Data records:
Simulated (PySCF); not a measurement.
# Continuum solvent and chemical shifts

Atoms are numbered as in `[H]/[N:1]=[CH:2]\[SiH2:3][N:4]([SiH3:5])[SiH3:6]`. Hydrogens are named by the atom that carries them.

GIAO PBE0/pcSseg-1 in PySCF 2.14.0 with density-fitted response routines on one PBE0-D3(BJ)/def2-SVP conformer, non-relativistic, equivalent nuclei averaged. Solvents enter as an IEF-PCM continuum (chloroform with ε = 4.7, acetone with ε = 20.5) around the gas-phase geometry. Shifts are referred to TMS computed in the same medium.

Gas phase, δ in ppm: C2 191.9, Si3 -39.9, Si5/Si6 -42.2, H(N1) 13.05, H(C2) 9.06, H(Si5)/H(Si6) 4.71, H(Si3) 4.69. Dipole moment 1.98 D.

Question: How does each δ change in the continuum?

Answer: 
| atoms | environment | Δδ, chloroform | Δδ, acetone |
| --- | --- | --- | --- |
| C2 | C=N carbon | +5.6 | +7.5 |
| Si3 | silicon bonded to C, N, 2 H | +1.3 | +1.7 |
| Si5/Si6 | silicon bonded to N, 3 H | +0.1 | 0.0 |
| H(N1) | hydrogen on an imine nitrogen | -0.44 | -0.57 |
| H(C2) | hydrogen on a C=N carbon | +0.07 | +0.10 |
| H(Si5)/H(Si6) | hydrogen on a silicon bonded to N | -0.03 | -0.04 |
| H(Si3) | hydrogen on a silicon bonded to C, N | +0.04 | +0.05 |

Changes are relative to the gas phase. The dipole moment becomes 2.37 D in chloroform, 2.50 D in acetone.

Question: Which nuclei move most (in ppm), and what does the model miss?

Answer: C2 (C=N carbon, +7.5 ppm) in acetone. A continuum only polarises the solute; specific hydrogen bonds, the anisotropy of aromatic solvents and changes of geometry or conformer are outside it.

Work task: Using the listing above, copy exactly the line that contains "carbon | +0.07 | +0.10 |", the line that contains "Question: Which nuclei", and each line that falls between them.

Task result:
| H(C2) | hydrogen on a C=N carbon | +0.07 | +0.10 |
| H(Si5)/H(Si6) | hydrogen on a silicon bonded to N | -0.03 | -0.04 |
| H(Si3) | hydrogen on a silicon bonded to C, N | +0.04 | +0.05 |

Changes are relative to the gas phase. The dipole moment becomes 2.37 D in chloroform, 2.50 D in acetone.

Question: Which nuclei move most (in ppm), and what does the model miss?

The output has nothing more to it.